Assigned task —
Below are the records. Retype exactly the lines between the lines holding "Problem. Which electronic" and "Solution. Self-consistency was", inclusive.

--- Provided information Enclosed Below ---

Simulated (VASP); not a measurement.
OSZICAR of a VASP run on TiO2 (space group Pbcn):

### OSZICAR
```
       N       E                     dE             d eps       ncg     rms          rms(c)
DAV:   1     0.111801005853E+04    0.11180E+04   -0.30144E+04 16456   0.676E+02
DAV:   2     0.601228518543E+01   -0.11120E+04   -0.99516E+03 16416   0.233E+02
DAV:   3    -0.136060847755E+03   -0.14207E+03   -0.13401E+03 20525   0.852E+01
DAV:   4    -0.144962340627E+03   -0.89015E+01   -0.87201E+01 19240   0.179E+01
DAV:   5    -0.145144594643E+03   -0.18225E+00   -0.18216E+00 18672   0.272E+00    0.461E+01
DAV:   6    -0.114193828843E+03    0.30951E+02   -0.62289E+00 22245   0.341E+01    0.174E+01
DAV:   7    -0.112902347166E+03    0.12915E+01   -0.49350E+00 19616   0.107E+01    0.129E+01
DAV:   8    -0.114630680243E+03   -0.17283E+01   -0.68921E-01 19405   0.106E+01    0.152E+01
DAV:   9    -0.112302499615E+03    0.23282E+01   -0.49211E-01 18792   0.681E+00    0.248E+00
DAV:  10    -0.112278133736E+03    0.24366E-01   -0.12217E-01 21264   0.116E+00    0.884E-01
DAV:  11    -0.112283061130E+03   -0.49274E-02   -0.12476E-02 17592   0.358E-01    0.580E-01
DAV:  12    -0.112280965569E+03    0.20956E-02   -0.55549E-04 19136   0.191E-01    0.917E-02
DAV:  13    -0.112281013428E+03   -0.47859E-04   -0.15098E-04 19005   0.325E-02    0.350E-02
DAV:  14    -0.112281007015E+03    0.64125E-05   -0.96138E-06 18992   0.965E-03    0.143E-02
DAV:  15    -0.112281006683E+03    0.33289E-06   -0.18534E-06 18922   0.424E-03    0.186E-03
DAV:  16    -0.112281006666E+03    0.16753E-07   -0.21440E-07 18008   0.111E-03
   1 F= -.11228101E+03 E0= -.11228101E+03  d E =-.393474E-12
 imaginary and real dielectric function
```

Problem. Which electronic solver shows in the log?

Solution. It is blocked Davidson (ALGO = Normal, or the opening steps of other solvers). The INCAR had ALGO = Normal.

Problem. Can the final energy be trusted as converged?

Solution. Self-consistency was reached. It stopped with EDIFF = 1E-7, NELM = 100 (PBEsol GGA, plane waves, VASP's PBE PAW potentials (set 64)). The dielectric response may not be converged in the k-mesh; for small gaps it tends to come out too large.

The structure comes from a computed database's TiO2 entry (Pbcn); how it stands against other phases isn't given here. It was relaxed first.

--- End of Enclosed Provided information ---

Answer box —
Problem. Which electronic solver shows in the log?

Solution. It is blocked Davidson (ALGO = Normal, or the opening steps of other solvers). The INCAR had ALGO = Normal.

Problem. Can the final energy be trusted as converged?

Solution. Self-consistency was reached. It stopped with EDIFF = 1E-7, NELM = 100 (PBEsol GGA, plane waves, VASP's PBE PAW potentials (set 64)). The dielectric response may not be converged in the k-mesh; for small gaps it tends to come out too large.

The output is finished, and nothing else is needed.